#### Action item:
Look below for the lines from the one with "none | (c) |" to the one with "0.1 eV | none | 0.0 |", and copy exactly those lines, both ends included.

= = = =

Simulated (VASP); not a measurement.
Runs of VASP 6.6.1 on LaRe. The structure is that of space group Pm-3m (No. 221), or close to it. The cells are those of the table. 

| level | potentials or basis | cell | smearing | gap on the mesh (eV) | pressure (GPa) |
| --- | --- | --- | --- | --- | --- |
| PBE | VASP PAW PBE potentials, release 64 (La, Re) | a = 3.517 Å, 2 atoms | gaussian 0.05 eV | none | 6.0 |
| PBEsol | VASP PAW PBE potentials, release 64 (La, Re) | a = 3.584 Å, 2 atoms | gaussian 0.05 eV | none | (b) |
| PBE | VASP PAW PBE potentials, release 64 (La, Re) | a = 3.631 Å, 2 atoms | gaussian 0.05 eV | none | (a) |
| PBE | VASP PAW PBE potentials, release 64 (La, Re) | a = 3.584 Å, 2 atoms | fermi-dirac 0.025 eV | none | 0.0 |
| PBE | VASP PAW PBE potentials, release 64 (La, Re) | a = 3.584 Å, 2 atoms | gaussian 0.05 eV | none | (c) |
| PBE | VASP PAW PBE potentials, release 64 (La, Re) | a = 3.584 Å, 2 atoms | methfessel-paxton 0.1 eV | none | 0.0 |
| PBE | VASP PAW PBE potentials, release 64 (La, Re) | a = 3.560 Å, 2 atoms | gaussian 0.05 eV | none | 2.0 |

= = = =

#### Answer area:
| PBE | VASP PAW PBE potentials, release 64 (La, Re) | a = 3.584 Å, 2 atoms | gaussian 0.05 eV | none | (c) |
| PBE | VASP PAW PBE potentials, release 64 (La, Re) | a = 3.584 Å, 2 atoms | methfessel-paxton 0.1 eV | none | 0.0 |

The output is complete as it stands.